→ LISTED ENTRIES
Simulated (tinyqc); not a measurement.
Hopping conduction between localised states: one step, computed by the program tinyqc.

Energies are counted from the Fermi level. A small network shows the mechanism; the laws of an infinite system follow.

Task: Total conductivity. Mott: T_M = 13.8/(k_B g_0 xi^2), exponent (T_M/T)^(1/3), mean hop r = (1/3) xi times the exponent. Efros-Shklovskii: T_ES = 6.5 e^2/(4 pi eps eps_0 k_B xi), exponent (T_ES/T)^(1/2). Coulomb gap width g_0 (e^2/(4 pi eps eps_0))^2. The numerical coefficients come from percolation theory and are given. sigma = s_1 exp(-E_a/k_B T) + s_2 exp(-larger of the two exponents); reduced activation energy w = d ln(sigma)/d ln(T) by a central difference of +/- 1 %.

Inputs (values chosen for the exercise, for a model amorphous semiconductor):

→ ACTION ITEM
Print the lines above, unchanged, from the start of the records to the line with "Task: Total conductivity.", including that final line.

→ WRITTEN REPLY
Simulated (tinyqc); not a measurement.
Hopping conduction between localised states: one step, computed by the program tinyqc.

Energies are counted from the Fermi level. A small network shows the mechanism; the laws of an infinite system follow.

Task: Total conductivity. Mott: T_M = 13.8/(k_B g_0 xi^2), exponent (T_M/T)^(1/3), mean hop r = (1/3) xi times the exponent. Efros-Shklovskii: T_ES = 6.5 e^2/(4 pi eps eps_0 k_B xi), exponent (T_ES/T)^(1/2). Coulomb gap width g_0 (e^2/(4 pi eps eps_0))^2. The numerical coefficients come from percolation theory and are given. sigma = s_1 exp(-E_a/k_B T) + s_2 exp(-larger of the two exponents); reduced activation energy w = d ln(sigma)/d ln(T) by a central difference of +/- 1 %.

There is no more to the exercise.